=== DATASET ENTRIES ===
━━━━━━━━

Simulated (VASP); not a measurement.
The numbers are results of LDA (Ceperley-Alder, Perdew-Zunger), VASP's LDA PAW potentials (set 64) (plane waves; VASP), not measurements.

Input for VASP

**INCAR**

━━━━━━━━

=== WORK REQUEST ===
Could you copy out all of the records above exactly?

=== TASK OUTPUT ===
Simulated (VASP); not a measurement.
The numbers are results of LDA (Ceperley-Alder, Perdew-Zunger), VASP's LDA PAW potentials (set 64) (plane waves; VASP), not measurements.

Input for VASP

**INCAR**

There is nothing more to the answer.